Assignment — In your reply, restate all of the records below word for word.

*** Opening of Data provided ***

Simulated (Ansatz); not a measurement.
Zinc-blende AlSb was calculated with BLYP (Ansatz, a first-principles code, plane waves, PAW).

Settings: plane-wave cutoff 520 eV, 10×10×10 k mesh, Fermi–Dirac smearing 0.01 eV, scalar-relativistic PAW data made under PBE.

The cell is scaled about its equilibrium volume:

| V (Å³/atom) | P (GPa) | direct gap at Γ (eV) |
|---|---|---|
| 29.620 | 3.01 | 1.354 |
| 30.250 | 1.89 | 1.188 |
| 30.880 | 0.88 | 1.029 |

*** Close of Data provided ***

Exercise output —
Simulated (Ansatz); not a measurement.
Zinc-blende AlSb was calculated with BLYP (Ansatz, a first-principles code, plane waves, PAW).

Settings: plane-wave cutoff 520 eV, 10×10×10 k mesh, Fermi–Dirac smearing 0.01 eV, scalar-relativistic PAW data made under PBE.

The cell is scaled about its equilibrium volume:

| V (Å³/atom) | P (GPa) | direct gap at Γ (eV) |
|---|---|---|
| 29.620 | 3.01 | 1.354 |
| 30.250 | 1.89 | 1.188 |
| 30.880 | 0.88 | 1.029 |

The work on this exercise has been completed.